(Beginning of Data under study)

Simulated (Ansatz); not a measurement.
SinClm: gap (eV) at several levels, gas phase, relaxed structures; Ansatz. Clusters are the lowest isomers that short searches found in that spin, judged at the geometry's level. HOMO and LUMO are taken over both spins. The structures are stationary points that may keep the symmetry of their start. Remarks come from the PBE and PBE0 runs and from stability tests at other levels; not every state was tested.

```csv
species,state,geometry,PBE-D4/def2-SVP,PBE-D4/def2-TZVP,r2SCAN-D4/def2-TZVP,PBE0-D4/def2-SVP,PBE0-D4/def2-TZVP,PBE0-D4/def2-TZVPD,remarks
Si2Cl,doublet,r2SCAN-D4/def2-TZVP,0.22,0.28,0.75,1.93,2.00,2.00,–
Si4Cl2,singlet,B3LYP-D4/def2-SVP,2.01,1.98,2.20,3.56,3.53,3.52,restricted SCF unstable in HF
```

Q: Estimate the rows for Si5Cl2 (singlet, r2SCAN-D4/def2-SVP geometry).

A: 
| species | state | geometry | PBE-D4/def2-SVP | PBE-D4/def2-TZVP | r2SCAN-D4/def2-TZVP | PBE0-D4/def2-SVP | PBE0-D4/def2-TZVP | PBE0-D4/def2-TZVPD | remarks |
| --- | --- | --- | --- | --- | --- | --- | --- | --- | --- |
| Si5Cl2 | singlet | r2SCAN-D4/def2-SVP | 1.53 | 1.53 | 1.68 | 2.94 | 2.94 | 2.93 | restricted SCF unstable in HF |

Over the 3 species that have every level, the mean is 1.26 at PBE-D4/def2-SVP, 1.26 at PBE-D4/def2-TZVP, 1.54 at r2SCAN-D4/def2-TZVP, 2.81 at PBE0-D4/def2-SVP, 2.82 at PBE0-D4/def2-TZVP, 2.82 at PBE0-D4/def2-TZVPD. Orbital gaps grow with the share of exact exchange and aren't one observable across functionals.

(End of Data under study)

Work task: Each line from the top of the material above through the line containing "unstable in HF |" must be output exactly, and no other line.

Task result:
Simulated (Ansatz); not a measurement.
SinClm: gap (eV) at several levels, gas phase, relaxed structures; Ansatz. Clusters are the lowest isomers that short searches found in that spin, judged at the geometry's level. HOMO and LUMO are taken over both spins. The structures are stationary points that may keep the symmetry of their start. Remarks come from the PBE and PBE0 runs and from stability tests at other levels; not every state was tested.

```csv
species,state,geometry,PBE-D4/def2-SVP,PBE-D4/def2-TZVP,r2SCAN-D4/def2-TZVP,PBE0-D4/def2-SVP,PBE0-D4/def2-TZVP,PBE0-D4/def2-TZVPD,remarks
Si2Cl,doublet,r2SCAN-D4/def2-TZVP,0.22,0.28,0.75,1.93,2.00,2.00,–
Si4Cl2,singlet,B3LYP-D4/def2-SVP,2.01,1.98,2.20,3.56,3.53,3.52,restricted SCF unstable in HF
```

Q: Estimate the rows for Si5Cl2 (singlet, r2SCAN-D4/def2-SVP geometry).

A: 
| species | state | geometry | PBE-D4/def2-SVP | PBE-D4/def2-TZVP | r2SCAN-D4/def2-TZVP | PBE0-D4/def2-SVP | PBE0-D4/def2-TZVP | PBE0-D4/def2-TZVPD | remarks |
| --- | --- | --- | --- | --- | --- | --- | --- | --- | --- |
| Si5Cl2 | singlet | r2SCAN-D4/def2-SVP | 1.53 | 1.53 | 1.68 | 2.94 | 2.94 | 2.93 | restricted SCF unstable in HF |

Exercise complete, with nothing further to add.